------ Recorded data
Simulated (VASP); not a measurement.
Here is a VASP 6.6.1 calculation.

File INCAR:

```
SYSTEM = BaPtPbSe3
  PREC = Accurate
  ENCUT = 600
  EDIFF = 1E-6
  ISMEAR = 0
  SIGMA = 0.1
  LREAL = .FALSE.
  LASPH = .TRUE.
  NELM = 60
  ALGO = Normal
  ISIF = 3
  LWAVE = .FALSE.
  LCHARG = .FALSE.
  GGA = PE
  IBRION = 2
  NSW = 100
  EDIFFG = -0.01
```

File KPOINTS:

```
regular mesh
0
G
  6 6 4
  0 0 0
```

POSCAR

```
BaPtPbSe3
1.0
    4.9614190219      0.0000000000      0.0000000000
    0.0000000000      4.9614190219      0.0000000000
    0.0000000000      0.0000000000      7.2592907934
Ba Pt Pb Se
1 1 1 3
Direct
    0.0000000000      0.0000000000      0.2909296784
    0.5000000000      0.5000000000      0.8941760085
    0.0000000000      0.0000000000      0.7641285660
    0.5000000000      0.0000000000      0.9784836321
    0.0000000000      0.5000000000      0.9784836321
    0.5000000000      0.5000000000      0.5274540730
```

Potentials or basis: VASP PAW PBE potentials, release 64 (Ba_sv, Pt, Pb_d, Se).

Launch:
------------

Work instruction –
Repeat the entries shown above, every one, word for word.

Response area –
Simulated (VASP); not a measurement.
Here is a VASP 6.6.1 calculation.

File INCAR:

```
SYSTEM = BaPtPbSe3
  PREC = Accurate
  ENCUT = 600
  EDIFF = 1E-6
  ISMEAR = 0
  SIGMA = 0.1
  LREAL = .FALSE.
  LASPH = .TRUE.
  NELM = 60
  ALGO = Normal
  ISIF = 3
  LWAVE = .FALSE.
  LCHARG = .FALSE.
  GGA = PE
  IBRION = 2
  NSW = 100
  EDIFFG = -0.01
```

File KPOINTS:

```
regular mesh
0
G
  6 6 4
  0 0 0
```

POSCAR

```
BaPtPbSe3
1.0
    4.9614190219      0.0000000000      0.0000000000
    0.0000000000      4.9614190219      0.0000000000
    0.0000000000      0.0000000000      7.2592907934
Ba Pt Pb Se
1 1 1 3
Direct
    0.0000000000      0.0000000000      0.2909296784
    0.5000000000      0.5000000000      0.8941760085
    0.0000000000      0.0000000000      0.7641285660
    0.5000000000      0.0000000000      0.9784836321
    0.0000000000      0.5000000000      0.9784836321
    0.5000000000      0.5000000000      0.5274540730
```

Potentials or basis: VASP PAW PBE potentials, release 64 (Ba_sv, Pt, Pb_d, Se).

Launch:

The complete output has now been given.